=== Material shown ===
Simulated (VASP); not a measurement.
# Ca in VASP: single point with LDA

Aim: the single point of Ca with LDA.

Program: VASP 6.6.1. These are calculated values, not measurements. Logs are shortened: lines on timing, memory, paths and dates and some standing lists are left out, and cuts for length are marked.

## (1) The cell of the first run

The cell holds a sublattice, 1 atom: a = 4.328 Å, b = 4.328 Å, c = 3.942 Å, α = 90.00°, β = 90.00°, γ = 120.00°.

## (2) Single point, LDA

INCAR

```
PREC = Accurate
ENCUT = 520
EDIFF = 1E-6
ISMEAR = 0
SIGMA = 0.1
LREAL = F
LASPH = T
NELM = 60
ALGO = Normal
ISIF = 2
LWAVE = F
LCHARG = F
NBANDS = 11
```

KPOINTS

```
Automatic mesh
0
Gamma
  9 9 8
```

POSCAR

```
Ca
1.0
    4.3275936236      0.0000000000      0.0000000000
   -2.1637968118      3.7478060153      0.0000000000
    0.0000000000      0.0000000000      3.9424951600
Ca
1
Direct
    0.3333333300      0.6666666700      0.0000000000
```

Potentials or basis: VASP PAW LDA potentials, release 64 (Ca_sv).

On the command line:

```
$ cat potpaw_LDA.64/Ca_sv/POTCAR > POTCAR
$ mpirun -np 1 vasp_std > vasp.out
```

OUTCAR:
===

### Work instruction
Your reply should contain every record, unchanged and complete.

### Answer section
Simulated (VASP); not a measurement.
# Ca in VASP: single point with LDA

Aim: the single point of Ca with LDA.

Program: VASP 6.6.1. These are calculated values, not measurements. Logs are shortened: lines on timing, memory, paths and dates and some standing lists are left out, and cuts for length are marked.

## (1) The cell of the first run

The cell holds a sublattice, 1 atom: a = 4.328 Å, b = 4.328 Å, c = 3.942 Å, α = 90.00°, β = 90.00°, γ = 120.00°.

## (2) Single point, LDA

INCAR

```
PREC = Accurate
ENCUT = 520
EDIFF = 1E-6
ISMEAR = 0
SIGMA = 0.1
LREAL = F
LASPH = T
NELM = 60
ALGO = Normal
ISIF = 2
LWAVE = F
LCHARG = F
NBANDS = 11
```

KPOINTS

```
Automatic mesh
0
Gamma
  9 9 8
```

POSCAR

```
Ca
1.0
    4.3275936236      0.0000000000      0.0000000000
   -2.1637968118      3.7478060153      0.0000000000
    0.0000000000      0.0000000000      3.9424951600
Ca
1
Direct
    0.3333333300      0.6666666700      0.0000000000
```

Potentials or basis: VASP PAW LDA potentials, release 64 (Ca_sv).

On the command line:

```
$ cat potpaw_LDA.64/Ca_sv/POTCAR > POTCAR
$ mpirun -np 1 vasp_std > vasp.out
```

OUTCAR:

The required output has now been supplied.